Requirement
Transcribe the lines from the start of the data below through the line with "Solution. Linear elasticity: (C11", word for word and nothing more.

Entries provided
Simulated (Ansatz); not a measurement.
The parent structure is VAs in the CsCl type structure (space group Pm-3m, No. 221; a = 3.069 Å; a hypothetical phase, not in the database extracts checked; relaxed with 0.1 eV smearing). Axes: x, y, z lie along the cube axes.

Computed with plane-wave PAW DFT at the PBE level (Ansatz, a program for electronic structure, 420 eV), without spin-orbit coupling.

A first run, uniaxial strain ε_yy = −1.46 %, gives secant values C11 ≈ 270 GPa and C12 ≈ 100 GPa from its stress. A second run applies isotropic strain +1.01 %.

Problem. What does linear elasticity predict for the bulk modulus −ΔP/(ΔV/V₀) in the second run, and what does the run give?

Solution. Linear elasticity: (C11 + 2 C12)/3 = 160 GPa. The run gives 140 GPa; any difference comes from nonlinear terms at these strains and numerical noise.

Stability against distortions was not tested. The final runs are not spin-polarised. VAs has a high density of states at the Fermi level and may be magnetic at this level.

Response area
Simulated (Ansatz); not a measurement.
The parent structure is VAs in the CsCl type structure (space group Pm-3m, No. 221; a = 3.069 Å; a hypothetical phase, not in the database extracts checked; relaxed with 0.1 eV smearing). Axes: x, y, z lie along the cube axes.

Computed with plane-wave PAW DFT at the PBE level (Ansatz, a program for electronic structure, 420 eV), without spin-orbit coupling.

A first run, uniaxial strain ε_yy = −1.46 %, gives secant values C11 ≈ 270 GPa and C12 ≈ 100 GPa from its stress. A second run applies isotropic strain +1.01 %.

Problem. What does linear elasticity predict for the bulk modulus −ΔP/(ΔV/V₀) in the second run, and what does the run give?

Solution. Linear elasticity: (C11 + 2 C12)/3 = 160 GPa. The run gives 140 GPa; any difference comes from nonlinear terms at these strains and numerical noise.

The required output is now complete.